Record set:
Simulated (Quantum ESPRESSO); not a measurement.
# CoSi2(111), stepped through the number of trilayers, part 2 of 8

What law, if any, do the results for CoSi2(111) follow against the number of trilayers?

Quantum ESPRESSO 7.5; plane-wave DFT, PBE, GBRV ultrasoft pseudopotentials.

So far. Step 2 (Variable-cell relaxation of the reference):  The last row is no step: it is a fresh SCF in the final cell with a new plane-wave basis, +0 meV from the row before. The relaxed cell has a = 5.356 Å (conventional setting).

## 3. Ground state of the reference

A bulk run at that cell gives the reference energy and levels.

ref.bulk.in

Work item:
Your task is to restate, word for word, the lines from the beginning of the records to the line with "What law, if", inclusive.

Response box:
Simulated (Quantum ESPRESSO); not a measurement.
# CoSi2(111), stepped through the number of trilayers, part 2 of 8

What law, if any, do the results for CoSi2(111) follow against the number of trilayers?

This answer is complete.